## [AVAILABLE DATA]
◆ ◆ ◆
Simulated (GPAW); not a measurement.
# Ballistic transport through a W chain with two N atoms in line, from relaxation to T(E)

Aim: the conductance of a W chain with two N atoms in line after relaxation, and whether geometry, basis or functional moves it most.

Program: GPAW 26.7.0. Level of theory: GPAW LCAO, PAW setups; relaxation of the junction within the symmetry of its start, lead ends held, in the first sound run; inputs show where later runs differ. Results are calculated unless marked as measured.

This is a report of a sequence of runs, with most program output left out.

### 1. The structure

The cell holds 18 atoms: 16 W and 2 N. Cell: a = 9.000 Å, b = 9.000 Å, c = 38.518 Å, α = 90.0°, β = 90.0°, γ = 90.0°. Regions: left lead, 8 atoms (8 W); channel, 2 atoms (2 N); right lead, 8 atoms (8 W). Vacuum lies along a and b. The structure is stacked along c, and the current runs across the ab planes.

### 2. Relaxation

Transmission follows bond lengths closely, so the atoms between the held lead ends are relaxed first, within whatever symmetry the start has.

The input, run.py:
◆ ◆ ◆

## [EXERCISE]
Each line of the records above, from the first through the one containing "Aim: the conductance", is to be retyped exactly; no other line belongs.

## [TASK RESULT]
Simulated (GPAW); not a measurement.
# Ballistic transport through a W chain with two N atoms in line, from relaxation to T(E)

Aim: the conductance of a W chain with two N atoms in line after relaxation, and whether geometry, basis or functional moves it most.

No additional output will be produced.